Recorded data –
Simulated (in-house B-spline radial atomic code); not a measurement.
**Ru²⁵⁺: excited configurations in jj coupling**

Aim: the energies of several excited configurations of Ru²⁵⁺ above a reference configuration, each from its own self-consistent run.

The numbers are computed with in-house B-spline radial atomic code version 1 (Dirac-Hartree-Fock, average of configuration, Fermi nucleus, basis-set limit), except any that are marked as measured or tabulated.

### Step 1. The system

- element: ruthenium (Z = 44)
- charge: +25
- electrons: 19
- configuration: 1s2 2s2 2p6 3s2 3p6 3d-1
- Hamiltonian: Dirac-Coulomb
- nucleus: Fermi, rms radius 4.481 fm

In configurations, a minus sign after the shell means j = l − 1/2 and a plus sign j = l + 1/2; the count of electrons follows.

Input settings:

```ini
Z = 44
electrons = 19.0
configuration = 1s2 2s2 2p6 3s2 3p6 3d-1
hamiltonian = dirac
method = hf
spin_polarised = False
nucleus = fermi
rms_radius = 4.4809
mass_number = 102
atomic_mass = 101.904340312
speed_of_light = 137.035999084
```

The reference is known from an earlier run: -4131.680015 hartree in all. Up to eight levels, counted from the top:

Exercise – Look back at the entries above and repeat, unchanged, every line from the line holding "Aim: the energies" through the line holding "- electrons: 19".

Task output –
Aim: the energies of several excited configurations of Ru²⁵⁺ above a reference configuration, each from its own self-consistent run.

The numbers are computed with in-house B-spline radial atomic code version 1 (Dirac-Hartree-Fock, average of configuration, Fermi nucleus, basis-set limit), except any that are marked as measured or tabulated.

### Step 1. The system

- element: ruthenium (Z = 44)
- charge: +25
- electrons: 19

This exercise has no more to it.